Data for review:
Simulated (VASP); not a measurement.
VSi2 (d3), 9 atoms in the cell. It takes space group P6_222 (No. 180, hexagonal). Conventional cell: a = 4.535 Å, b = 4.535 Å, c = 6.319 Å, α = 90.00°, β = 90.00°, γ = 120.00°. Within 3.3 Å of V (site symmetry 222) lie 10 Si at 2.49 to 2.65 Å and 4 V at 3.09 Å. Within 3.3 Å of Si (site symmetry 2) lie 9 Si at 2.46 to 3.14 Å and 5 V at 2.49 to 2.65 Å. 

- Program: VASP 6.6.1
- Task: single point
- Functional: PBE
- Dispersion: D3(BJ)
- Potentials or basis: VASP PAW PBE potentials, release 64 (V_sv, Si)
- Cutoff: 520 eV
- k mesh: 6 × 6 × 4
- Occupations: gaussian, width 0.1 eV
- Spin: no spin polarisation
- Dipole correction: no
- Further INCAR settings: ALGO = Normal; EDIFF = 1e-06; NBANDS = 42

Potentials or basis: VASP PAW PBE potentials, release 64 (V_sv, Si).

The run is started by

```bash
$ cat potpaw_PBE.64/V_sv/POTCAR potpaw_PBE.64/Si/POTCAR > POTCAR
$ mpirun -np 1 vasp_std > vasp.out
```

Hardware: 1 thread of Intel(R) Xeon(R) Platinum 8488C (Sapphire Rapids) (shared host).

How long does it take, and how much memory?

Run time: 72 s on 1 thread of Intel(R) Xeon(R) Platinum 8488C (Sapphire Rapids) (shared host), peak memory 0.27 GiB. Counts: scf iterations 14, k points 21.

Assigned task:
Repeat, word for word, the lines above between the line holding "- Further INCAR" and the line holding "How long does it take, and how much memory?", inclusive; omit everything else.

Answer space:
- Further INCAR settings: ALGO = Normal; EDIFF = 1e-06; NBANDS = 42

Potentials or basis: VASP PAW PBE potentials, release 64 (V_sv, Si).

The run is started by

```bash
$ cat potpaw_PBE.64/V_sv/POTCAR potpaw_PBE.64/Si/POTCAR > POTCAR
$ mpirun -np 1 vasp_std > vasp.out
```

Hardware: 1 thread of Intel(R) Xeon(R) Platinum 8488C (Sapphire Rapids) (shared host).

How long does it take, and how much memory?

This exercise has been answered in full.